#### ACTIVITY:
What is needed is an exact retyping of the records below, from the first line through the line that contains "About 390 meV/cell.".

### PROVIDED MATERIAL ###

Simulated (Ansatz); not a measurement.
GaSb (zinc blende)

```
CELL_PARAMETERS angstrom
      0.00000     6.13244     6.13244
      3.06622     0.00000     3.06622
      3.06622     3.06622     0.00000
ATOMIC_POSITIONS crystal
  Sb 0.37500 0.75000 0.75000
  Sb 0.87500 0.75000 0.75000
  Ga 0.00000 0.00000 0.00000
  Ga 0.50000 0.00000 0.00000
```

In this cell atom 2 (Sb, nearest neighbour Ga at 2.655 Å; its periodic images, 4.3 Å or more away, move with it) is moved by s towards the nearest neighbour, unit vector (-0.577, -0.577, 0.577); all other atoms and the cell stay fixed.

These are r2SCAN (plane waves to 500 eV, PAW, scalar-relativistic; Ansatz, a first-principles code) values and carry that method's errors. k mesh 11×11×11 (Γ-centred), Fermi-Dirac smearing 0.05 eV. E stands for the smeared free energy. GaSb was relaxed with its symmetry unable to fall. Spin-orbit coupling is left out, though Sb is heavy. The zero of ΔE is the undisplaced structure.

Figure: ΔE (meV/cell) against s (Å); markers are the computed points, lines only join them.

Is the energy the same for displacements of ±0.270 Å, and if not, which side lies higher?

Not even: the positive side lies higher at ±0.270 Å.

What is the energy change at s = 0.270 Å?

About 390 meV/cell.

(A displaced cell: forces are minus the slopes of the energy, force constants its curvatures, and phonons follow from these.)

###

#### SOLUTION:
Simulated (Ansatz); not a measurement.
GaSb (zinc blende)

```
CELL_PARAMETERS angstrom
      0.00000     6.13244     6.13244
      3.06622     0.00000     3.06622
      3.06622     3.06622     0.00000
ATOMIC_POSITIONS crystal
  Sb 0.37500 0.75000 0.75000
  Sb 0.87500 0.75000 0.75000
  Ga 0.00000 0.00000 0.00000
  Ga 0.50000 0.00000 0.00000
```

In this cell atom 2 (Sb, nearest neighbour Ga at 2.655 Å; its periodic images, 4.3 Å or more away, move with it) is moved by s towards the nearest neighbour, unit vector (-0.577, -0.577, 0.577); all other atoms and the cell stay fixed.

These are r2SCAN (plane waves to 500 eV, PAW, scalar-relativistic; Ansatz, a first-principles code) values and carry that method's errors. k mesh 11×11×11 (Γ-centred), Fermi-Dirac smearing 0.05 eV. E stands for the smeared free energy. GaSb was relaxed with its symmetry unable to fall. Spin-orbit coupling is left out, though Sb is heavy. The zero of ΔE is the undisplaced structure.

Figure: ΔE (meV/cell) against s (Å); markers are the computed points, lines only join them.

Is the energy the same for displacements of ±0.270 Å, and if not, which side lies higher?

Not even: the positive side lies higher at ±0.270 Å.

What is the energy change at s = 0.270 Å?

About 390 meV/cell.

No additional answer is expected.